### Assigned task
Give back the full data, unchanged and complete.

** Data section follows **
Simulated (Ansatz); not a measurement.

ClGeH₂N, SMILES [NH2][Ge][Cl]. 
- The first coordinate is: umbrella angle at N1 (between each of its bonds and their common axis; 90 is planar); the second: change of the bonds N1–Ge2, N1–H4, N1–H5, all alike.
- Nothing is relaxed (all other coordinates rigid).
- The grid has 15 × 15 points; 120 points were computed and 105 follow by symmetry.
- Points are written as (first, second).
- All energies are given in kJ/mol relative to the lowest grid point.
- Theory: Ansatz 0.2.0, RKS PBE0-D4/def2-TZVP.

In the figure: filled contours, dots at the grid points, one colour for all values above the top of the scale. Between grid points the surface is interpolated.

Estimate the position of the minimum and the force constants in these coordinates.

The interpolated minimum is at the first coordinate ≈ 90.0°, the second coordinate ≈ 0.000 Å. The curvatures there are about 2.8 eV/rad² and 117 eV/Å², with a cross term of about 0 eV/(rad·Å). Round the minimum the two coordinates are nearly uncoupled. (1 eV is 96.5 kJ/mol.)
** End of Data section **

### Answer area
Simulated (Ansatz); not a measurement.

ClGeH₂N, SMILES [NH2][Ge][Cl]. 
- The first coordinate is: umbrella angle at N1 (between each of its bonds and their common axis; 90 is planar); the second: change of the bonds N1–Ge2, N1–H4, N1–H5, all alike.
- Nothing is relaxed (all other coordinates rigid).
- The grid has 15 × 15 points; 120 points were computed and 105 follow by symmetry.
- Points are written as (first, second).
- All energies are given in kJ/mol relative to the lowest grid point.
- Theory: Ansatz 0.2.0, RKS PBE0-D4/def2-TZVP.

In the figure: filled contours, dots at the grid points, one colour for all values above the top of the scale. Between grid points the surface is interpolated.

Estimate the position of the minimum and the force constants in these coordinates.

The interpolated minimum is at the first coordinate ≈ 90.0°, the second coordinate ≈ 0.000 Å. The curvatures there are about 2.8 eV/rad² and 117 eV/Å², with a cross term of about 0 eV/(rad·Å). Round the minimum the two coordinates are nearly uncoupled. (1 eV is 96.5 kJ/mol.)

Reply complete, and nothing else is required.